WORK ORDER ::
Write the material out again, line by line, exactly as it is.

RAW DATA below:

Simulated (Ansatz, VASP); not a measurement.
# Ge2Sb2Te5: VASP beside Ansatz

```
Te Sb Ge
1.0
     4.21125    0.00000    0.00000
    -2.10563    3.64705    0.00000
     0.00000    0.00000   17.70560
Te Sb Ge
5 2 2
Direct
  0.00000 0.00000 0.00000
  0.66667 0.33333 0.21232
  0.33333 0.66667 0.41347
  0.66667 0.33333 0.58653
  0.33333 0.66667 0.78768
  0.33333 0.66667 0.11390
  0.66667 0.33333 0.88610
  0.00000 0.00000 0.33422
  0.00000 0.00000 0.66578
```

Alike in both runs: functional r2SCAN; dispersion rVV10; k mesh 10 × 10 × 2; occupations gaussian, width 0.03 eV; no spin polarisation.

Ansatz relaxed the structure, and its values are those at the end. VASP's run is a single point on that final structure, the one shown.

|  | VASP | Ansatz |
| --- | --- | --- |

End of RAW DATA.

TASK RESPONSE ::
Simulated (Ansatz, VASP); not a measurement.
# Ge2Sb2Te5: VASP beside Ansatz

```
Te Sb Ge
1.0
     4.21125    0.00000    0.00000
    -2.10563    3.64705    0.00000
     0.00000    0.00000   17.70560
Te Sb Ge
5 2 2
Direct
  0.00000 0.00000 0.00000
  0.66667 0.33333 0.21232
  0.33333 0.66667 0.41347
  0.66667 0.33333 0.58653
  0.33333 0.66667 0.78768
  0.33333 0.66667 0.11390
  0.66667 0.33333 0.88610
  0.00000 0.00000 0.33422
  0.00000 0.00000 0.66578
```

Alike in both runs: functional r2SCAN; dispersion rVV10; k mesh 10 × 10 × 2; occupations gaussian, width 0.03 eV; no spin polarisation.

Ansatz relaxed the structure, and its values are those at the end. VASP's run is a single point on that final structure, the one shown.

|  | VASP | Ansatz |
| --- | --- | --- |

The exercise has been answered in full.